ASSIGNED TASK. Print the first line of the material below and each line after it, exactly as written, ending with the line that contains "cell) -0.82 |".

┌────────

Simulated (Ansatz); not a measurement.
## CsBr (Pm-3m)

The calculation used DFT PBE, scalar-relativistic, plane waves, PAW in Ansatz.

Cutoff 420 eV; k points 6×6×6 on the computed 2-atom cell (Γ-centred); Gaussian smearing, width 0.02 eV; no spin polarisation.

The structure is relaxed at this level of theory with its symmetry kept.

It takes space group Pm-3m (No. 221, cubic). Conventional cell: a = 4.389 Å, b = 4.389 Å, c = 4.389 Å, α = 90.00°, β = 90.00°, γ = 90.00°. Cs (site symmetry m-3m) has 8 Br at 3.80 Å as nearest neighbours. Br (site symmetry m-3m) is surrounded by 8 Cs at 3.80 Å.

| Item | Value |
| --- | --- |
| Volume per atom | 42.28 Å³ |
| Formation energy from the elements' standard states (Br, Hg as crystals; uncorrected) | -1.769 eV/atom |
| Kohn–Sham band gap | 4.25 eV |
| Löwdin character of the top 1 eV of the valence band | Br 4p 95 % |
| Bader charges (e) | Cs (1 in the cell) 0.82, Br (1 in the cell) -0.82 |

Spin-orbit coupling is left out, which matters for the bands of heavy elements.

└────────

SOLUTION.
Simulated (Ansatz); not a measurement.
## CsBr (Pm-3m)

The calculation used DFT PBE, scalar-relativistic, plane waves, PAW in Ansatz.

Cutoff 420 eV; k points 6×6×6 on the computed 2-atom cell (Γ-centred); Gaussian smearing, width 0.02 eV; no spin polarisation.

The structure is relaxed at this level of theory with its symmetry kept.

It takes space group Pm-3m (No. 221, cubic). Conventional cell: a = 4.389 Å, b = 4.389 Å, c = 4.389 Å, α = 90.00°, β = 90.00°, γ = 90.00°. Cs (site symmetry m-3m) has 8 Br at 3.80 Å as nearest neighbours. Br (site symmetry m-3m) is surrounded by 8 Cs at 3.80 Å.

| Item | Value |
| --- | --- |
| Volume per atom | 42.28 Å³ |
| Formation energy from the elements' standard states (Br, Hg as crystals; uncorrected) | -1.769 eV/atom |
| Kohn–Sham band gap | 4.25 eV |
| Löwdin character of the top 1 eV of the valence band | Br 4p 95 % |
| Bader charges (e) | Cs (1 in the cell) 0.82, Br (1 in the cell) -0.82 |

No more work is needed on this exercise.